========================================================================

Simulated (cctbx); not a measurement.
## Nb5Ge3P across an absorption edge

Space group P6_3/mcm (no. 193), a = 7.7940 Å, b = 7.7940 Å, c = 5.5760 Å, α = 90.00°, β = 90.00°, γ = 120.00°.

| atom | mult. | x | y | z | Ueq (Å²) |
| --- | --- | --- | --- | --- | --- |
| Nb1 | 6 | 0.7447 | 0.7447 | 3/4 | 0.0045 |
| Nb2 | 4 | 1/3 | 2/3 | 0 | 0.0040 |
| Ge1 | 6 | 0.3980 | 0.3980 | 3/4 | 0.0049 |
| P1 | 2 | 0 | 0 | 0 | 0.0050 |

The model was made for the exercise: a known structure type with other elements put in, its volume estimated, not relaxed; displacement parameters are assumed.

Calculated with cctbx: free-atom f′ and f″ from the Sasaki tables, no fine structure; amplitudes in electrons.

========================================================================

● Brief
Copy out only the lines of the records above from the one with "3/4 | 0.0045 |" through the one with "The model was", exactly as they stand, both included.

● Written answer
| Nb1 | 6 | 0.7447 | 0.7447 | 3/4 | 0.0045 |
| Nb2 | 4 | 1/3 | 2/3 | 0 | 0.0040 |
| Ge1 | 6 | 0.3980 | 0.3980 | 3/4 | 0.0049 |
| P1 | 2 | 0 | 0 | 0 | 0.0050 |

The model was made for the exercise: a known structure type with other elements put in, its volume estimated, not relaxed; displacement parameters are assumed.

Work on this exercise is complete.